Work task:
The lines below, all of them, should be returned exactly as they appear.

Data provided:
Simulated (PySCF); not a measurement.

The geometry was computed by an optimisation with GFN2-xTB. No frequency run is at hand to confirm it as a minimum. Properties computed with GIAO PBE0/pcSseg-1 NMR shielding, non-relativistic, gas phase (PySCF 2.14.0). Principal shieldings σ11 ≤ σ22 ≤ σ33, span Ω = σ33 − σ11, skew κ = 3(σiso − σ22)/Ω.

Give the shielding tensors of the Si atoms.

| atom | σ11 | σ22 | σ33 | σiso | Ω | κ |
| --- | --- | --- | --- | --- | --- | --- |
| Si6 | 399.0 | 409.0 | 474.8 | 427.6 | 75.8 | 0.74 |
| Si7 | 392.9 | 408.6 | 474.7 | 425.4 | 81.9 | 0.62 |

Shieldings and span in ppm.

Answer section:
Simulated (PySCF); not a measurement.

The geometry was computed by an optimisation with GFN2-xTB. No frequency run is at hand to confirm it as a minimum. Properties computed with GIAO PBE0/pcSseg-1 NMR shielding, non-relativistic, gas phase (PySCF 2.14.0). Principal shieldings σ11 ≤ σ22 ≤ σ33, span Ω = σ33 − σ11, skew κ = 3(σiso − σ22)/Ω.

Give the shielding tensors of the Si atoms.

| atom | σ11 | σ22 | σ33 | σiso | Ω | κ |
| --- | --- | --- | --- | --- | --- | --- |
| Si6 | 399.0 | 409.0 | 474.8 | 427.6 | 75.8 | 0.74 |
| Si7 | 392.9 | 408.6 | 474.7 | 425.4 | 81.9 | 0.62 |

Shieldings and span in ppm.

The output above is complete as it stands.